═══
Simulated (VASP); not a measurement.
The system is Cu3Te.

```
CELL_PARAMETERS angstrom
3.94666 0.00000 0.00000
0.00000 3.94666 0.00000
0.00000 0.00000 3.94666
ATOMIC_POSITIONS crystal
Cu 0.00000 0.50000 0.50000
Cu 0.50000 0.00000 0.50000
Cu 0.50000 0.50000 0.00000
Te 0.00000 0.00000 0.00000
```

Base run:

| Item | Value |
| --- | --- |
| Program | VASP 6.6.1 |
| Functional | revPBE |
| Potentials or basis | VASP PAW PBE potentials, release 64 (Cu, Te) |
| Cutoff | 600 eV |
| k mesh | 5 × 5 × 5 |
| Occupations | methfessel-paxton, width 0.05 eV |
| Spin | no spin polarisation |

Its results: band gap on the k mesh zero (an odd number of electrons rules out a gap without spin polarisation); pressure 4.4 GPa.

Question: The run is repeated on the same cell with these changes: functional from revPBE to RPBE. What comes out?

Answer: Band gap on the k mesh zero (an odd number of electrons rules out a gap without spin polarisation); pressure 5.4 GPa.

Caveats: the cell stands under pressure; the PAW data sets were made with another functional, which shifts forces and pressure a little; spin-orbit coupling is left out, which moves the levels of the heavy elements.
═══

Which lines above run from the one containing "Its results: band" down to the one containing "Answer: Band gap"? Repeat exactly those, both ends included, and nothing else.

Its results: band gap on the k mesh zero (an odd number of electrons rules out a gap without spin polarisation); pressure 4.4 GPa.

Question: The run is repeated on the same cell with these changes: functional from revPBE to RPBE. What comes out?

Answer: Band gap on the k mesh zero (an odd number of electrons rules out a gap without spin polarisation); pressure 5.4 GPa.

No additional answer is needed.